The response must match the data below exactly, line for line.

*** Dataset extract ***

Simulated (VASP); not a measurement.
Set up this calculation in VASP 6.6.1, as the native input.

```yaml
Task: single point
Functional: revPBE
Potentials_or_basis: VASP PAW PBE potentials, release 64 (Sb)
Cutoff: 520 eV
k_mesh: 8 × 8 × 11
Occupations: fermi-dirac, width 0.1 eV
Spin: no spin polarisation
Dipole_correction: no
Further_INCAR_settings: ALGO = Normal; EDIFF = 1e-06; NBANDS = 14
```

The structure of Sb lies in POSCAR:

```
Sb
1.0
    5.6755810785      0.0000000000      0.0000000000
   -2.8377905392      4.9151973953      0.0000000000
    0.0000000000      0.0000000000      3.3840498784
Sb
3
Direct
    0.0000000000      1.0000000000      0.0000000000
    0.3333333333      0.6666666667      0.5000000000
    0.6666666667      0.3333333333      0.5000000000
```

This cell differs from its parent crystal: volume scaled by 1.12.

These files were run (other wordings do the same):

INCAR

***

Written reply »
Simulated (VASP); not a measurement.
Set up this calculation in VASP 6.6.1, as the native input.

```yaml
Task: single point
Functional: revPBE
Potentials_or_basis: VASP PAW PBE potentials, release 64 (Sb)
Cutoff: 520 eV
k_mesh: 8 × 8 × 11
Occupations: fermi-dirac, width 0.1 eV
Spin: no spin polarisation
Dipole_correction: no
Further_INCAR_settings: ALGO = Normal; EDIFF = 1e-06; NBANDS = 14
```

The structure of Sb lies in POSCAR:

```
Sb
1.0
    5.6755810785      0.0000000000      0.0000000000
   -2.8377905392      4.9151973953      0.0000000000
    0.0000000000      0.0000000000      3.3840498784
Sb
3
Direct
    0.0000000000      1.0000000000      0.0000000000
    0.3333333333      0.6666666667      0.5000000000
    0.6666666667      0.3333333333      0.5000000000
```

This cell differs from its parent crystal: volume scaled by 1.12.

These files were run (other wordings do the same):

INCAR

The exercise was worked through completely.